***

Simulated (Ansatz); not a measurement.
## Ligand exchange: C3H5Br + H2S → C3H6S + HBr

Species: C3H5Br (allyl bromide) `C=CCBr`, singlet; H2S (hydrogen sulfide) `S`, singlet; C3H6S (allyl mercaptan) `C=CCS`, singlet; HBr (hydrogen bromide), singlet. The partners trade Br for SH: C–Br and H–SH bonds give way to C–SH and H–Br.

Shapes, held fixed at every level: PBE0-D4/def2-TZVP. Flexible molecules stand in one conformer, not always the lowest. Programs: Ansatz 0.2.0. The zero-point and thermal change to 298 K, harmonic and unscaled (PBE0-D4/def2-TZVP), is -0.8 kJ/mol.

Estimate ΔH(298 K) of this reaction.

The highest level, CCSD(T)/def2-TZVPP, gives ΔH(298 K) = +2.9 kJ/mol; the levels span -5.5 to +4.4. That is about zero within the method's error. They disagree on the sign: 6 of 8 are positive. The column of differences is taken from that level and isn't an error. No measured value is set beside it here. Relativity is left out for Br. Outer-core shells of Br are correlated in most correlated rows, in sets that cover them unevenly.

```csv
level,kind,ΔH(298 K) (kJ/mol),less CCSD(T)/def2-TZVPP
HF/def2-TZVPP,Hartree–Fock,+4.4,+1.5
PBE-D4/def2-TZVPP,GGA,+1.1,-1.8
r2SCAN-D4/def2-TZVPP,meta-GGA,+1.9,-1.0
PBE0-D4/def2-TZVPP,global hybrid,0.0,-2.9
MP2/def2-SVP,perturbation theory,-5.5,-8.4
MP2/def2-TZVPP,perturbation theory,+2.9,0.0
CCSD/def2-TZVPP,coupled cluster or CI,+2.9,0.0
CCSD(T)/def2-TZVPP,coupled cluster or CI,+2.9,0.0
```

***

## Work order
Print, please, the lines from the first line of the material through the line that contains "Estimate ΔH(298 K) of this reaction.", exactly as written and with nothing added.

## Written reply
Simulated (Ansatz); not a measurement.
## Ligand exchange: C3H5Br + H2S → C3H6S + HBr

Species: C3H5Br (allyl bromide) `C=CCBr`, singlet; H2S (hydrogen sulfide) `S`, singlet; C3H6S (allyl mercaptan) `C=CCS`, singlet; HBr (hydrogen bromide), singlet. The partners trade Br for SH: C–Br and H–SH bonds give way to C–SH and H–Br.

Shapes, held fixed at every level: PBE0-D4/def2-TZVP. Flexible molecules stand in one conformer, not always the lowest. Programs: Ansatz 0.2.0. The zero-point and thermal change to 298 K, harmonic and unscaled (PBE0-D4/def2-TZVP), is -0.8 kJ/mol.

Estimate ΔH(298 K) of this reaction.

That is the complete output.